Reproduce exactly the lines below, from the first through the one containing "Doubt: the cutoff", and nothing more.

○ ○ ○ ○

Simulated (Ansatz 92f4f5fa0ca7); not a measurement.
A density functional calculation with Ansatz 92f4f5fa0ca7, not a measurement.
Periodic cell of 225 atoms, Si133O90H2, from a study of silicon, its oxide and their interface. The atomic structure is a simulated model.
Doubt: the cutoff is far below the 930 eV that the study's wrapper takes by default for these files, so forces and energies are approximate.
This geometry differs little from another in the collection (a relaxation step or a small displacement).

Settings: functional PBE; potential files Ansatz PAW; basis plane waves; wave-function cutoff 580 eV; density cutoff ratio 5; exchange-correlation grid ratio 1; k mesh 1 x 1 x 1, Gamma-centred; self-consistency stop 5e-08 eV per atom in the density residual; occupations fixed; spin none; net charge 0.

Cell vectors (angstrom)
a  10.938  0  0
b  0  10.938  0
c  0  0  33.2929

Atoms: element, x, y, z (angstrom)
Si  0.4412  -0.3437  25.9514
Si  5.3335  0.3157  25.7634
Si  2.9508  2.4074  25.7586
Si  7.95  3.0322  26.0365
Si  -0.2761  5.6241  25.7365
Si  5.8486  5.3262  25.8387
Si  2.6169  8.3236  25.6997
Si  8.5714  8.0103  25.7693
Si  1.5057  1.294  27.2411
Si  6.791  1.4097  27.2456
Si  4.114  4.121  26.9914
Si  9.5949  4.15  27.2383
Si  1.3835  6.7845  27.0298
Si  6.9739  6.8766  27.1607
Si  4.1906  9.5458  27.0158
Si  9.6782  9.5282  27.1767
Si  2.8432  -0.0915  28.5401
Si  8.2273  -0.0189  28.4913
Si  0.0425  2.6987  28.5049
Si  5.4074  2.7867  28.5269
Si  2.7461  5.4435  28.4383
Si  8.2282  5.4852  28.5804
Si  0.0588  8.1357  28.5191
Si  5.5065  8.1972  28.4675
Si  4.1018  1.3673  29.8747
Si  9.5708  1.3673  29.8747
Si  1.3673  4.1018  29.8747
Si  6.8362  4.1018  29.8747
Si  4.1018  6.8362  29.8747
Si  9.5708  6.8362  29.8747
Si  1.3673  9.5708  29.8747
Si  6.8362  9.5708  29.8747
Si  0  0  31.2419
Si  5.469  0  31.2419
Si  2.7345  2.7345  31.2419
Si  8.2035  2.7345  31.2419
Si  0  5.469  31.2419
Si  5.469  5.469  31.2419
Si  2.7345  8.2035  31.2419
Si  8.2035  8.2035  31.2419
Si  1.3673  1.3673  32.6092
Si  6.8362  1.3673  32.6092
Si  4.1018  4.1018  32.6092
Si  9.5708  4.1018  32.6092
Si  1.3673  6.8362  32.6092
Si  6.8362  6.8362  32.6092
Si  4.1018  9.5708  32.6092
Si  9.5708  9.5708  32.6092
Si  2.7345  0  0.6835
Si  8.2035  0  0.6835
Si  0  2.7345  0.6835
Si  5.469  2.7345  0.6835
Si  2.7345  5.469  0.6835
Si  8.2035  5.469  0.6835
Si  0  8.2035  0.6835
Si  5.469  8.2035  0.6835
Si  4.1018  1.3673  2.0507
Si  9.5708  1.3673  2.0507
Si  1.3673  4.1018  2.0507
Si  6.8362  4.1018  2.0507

○ ○ ○ ○

ANSWER AREA:
Simulated (Ansatz 92f4f5fa0ca7); not a measurement.
A density functional calculation with Ansatz 92f4f5fa0ca7, not a measurement.
Periodic cell of 225 atoms, Si133O90H2, from a study of silicon, its oxide and their interface. The atomic structure is a simulated model.
Doubt: the cutoff is far below the 930 eV that the study's wrapper takes by default for these files, so forces and energies are approximate.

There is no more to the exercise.